Work request: Reproduce this listing in full.

Dataset extract:
= Beginning of Section =
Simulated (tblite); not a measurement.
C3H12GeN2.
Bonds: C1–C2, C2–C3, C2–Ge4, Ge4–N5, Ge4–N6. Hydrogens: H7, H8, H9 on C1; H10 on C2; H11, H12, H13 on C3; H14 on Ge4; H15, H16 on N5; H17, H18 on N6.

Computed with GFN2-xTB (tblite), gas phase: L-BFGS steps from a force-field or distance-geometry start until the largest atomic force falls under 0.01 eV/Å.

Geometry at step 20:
= End of Section =

Written reply:
Simulated (tblite); not a measurement.
C3H12GeN2.
Bonds: C1–C2, C2–C3, C2–Ge4, Ge4–N5, Ge4–N6. Hydrogens: H7, H8, H9 on C1; H10 on C2; H11, H12, H13 on C3; H14 on Ge4; H15, H16 on N5; H17, H18 on N6.

Computed with GFN2-xTB (tblite), gas phase: L-BFGS steps from a force-field or distance-geometry start until the largest atomic force falls under 0.01 eV/Å.

Geometry at step 20:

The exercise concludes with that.